━━━ Provided material ━━━

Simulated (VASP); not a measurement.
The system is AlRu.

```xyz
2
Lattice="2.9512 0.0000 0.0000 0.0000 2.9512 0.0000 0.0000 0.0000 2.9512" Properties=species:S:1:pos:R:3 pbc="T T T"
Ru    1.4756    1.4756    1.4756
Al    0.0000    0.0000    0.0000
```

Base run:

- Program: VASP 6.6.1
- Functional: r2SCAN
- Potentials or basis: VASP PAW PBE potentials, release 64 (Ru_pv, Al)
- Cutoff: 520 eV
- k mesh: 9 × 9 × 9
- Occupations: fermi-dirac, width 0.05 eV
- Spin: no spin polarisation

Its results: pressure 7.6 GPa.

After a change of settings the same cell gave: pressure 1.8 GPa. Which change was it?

━━━

— Activity —
The answer is the data above, retyped exactly in full.

— Task response —
Simulated (VASP); not a measurement.
The system is AlRu.

```xyz
2
Lattice="2.9512 0.0000 0.0000 0.0000 2.9512 0.0000 0.0000 0.0000 2.9512" Properties=species:S:1:pos:R:3 pbc="T T T"
Ru    1.4756    1.4756    1.4756
Al    0.0000    0.0000    0.0000
```

Base run:

- Program: VASP 6.6.1
- Functional: r2SCAN
- Potentials or basis: VASP PAW PBE potentials, release 64 (Ru_pv, Al)
- Cutoff: 520 eV
- k mesh: 9 × 9 × 9
- Occupations: fermi-dirac, width 0.05 eV
- Spin: no spin polarisation

Its results: pressure 7.6 GPa.

After a change of settings the same cell gave: pressure 1.8 GPa. Which change was it?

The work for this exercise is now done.